**Assignment:**
Only the lines below between the ones containing "strength and character.**" and "8.98 eV (138", inclusive, are to be reproduced, each exactly as it stands.

**Record set:**
#####
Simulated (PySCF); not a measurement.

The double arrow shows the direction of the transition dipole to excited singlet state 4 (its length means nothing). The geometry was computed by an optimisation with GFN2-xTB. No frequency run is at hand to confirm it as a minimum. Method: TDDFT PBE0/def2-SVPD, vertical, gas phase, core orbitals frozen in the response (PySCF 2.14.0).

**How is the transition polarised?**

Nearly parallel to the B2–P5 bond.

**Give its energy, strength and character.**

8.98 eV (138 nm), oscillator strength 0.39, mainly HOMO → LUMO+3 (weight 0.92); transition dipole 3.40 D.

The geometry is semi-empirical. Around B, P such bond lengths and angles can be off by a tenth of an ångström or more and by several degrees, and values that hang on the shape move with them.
#####

**Solution:**
**Give its energy, strength and character.**

8.98 eV (138 nm), oscillator strength 0.39, mainly HOMO → LUMO+3 (weight 0.92); transition dipole 3.40 D.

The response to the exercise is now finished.